———

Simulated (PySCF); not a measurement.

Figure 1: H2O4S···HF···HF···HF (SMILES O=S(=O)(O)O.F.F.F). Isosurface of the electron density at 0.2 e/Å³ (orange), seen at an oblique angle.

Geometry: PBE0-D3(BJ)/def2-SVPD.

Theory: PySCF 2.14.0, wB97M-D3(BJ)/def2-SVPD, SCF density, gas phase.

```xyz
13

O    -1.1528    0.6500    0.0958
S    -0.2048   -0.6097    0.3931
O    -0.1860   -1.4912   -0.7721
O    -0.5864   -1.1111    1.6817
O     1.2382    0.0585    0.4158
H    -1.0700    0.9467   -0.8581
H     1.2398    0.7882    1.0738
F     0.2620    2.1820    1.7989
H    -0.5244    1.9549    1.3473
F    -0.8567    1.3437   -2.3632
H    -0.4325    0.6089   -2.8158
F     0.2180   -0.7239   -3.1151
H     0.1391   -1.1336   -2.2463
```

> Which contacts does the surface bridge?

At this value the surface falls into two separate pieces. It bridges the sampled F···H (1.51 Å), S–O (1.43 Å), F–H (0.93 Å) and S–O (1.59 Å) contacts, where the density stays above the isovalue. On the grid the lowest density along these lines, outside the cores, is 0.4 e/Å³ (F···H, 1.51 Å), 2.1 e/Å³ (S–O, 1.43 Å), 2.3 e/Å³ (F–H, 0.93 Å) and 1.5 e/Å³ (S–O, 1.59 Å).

———

**REQUIREMENT**
Output the listing above word for word, from the opening line through the line that contains "the surface bridge?", and leave out everything after it.

**PROBLEM SOLUTION**
Simulated (PySCF); not a measurement.

Figure 1: H2O4S···HF···HF···HF (SMILES O=S(=O)(O)O.F.F.F). Isosurface of the electron density at 0.2 e/Å³ (orange), seen at an oblique angle.

Geometry: PBE0-D3(BJ)/def2-SVPD.

Theory: PySCF 2.14.0, wB97M-D3(BJ)/def2-SVPD, SCF density, gas phase.

```xyz
13

O    -1.1528    0.6500    0.0958
S    -0.2048   -0.6097    0.3931
O    -0.1860   -1.4912   -0.7721
O    -0.5864   -1.1111    1.6817
O     1.2382    0.0585    0.4158
H    -1.0700    0.9467   -0.8581
H     1.2398    0.7882    1.0738
F     0.2620    2.1820    1.7989
H    -0.5244    1.9549    1.3473
F    -0.8567    1.3437   -2.3632
H    -0.4325    0.6089   -2.8158
F     0.2180   -0.7239   -3.1151
H     0.1391   -1.1336   -2.2463
```

> Which contacts does the surface bridge?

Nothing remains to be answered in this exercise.